■ **Activity**:
In the listing beneath this line, copy exactly the lines starting with the one containing "Measured values: CCCBDB" and going on through the one containing "- B3LYP/6-31G*: the".

==== Data provided
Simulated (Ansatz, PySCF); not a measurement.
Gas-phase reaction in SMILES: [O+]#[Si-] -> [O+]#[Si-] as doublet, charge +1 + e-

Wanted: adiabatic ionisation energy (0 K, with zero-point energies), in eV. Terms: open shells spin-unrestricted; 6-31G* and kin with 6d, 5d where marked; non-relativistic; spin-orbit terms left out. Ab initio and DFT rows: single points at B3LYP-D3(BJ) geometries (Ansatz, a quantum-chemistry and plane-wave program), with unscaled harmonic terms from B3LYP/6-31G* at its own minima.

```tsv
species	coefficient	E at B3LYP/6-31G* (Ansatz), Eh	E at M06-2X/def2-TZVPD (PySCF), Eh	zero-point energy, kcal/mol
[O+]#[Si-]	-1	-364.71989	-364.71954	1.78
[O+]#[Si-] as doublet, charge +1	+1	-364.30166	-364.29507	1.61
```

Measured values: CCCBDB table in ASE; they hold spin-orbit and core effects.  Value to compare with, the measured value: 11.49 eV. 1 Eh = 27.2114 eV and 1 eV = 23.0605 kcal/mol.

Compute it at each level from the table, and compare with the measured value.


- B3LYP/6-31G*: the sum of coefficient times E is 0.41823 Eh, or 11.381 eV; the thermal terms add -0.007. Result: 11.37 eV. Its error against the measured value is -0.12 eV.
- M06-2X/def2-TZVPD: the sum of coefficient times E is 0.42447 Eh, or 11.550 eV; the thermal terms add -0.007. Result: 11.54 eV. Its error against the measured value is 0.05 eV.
========

■ **Answer area**:
Measured values: CCCBDB table in ASE; they hold spin-orbit and core effects.  Value to compare with, the measured value: 11.49 eV. 1 Eh = 27.2114 eV and 1 eV = 23.0605 kcal/mol.

Compute it at each level from the table, and compare with the measured value.


- B3LYP/6-31G*: the sum of coefficient times E is 0.41823 Eh, or 11.381 eV; the thermal terms add -0.007. Result: 11.37 eV. Its error against the measured value is -0.12 eV.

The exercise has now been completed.